§ TASK ITEM: The job is to output each record again, character for character.

* * * * * * *

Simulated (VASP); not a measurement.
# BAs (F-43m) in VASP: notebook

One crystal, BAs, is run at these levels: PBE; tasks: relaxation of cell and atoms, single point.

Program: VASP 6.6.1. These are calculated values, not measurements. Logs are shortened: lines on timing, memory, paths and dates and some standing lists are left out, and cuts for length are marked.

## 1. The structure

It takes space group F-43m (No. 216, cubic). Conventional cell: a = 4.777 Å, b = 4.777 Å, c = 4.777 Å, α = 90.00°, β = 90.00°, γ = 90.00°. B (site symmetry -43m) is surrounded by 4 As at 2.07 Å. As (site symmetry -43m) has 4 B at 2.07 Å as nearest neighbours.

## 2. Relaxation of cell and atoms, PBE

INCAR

* * * * * * *

§ TASK OUTPUT:
Simulated (VASP); not a measurement.
# BAs (F-43m) in VASP: notebook

One crystal, BAs, is run at these levels: PBE; tasks: relaxation of cell and atoms, single point.

Program: VASP 6.6.1. These are calculated values, not measurements. Logs are shortened: lines on timing, memory, paths and dates and some standing lists are left out, and cuts for length are marked.

## 1. The structure

It takes space group F-43m (No. 216, cubic). Conventional cell: a = 4.777 Å, b = 4.777 Å, c = 4.777 Å, α = 90.00°, β = 90.00°, γ = 90.00°. B (site symmetry -43m) is surrounded by 4 As at 2.07 Å. As (site symmetry -43m) has 4 B at 2.07 Å as nearest neighbours.

## 2. Relaxation of cell and atoms, PBE

INCAR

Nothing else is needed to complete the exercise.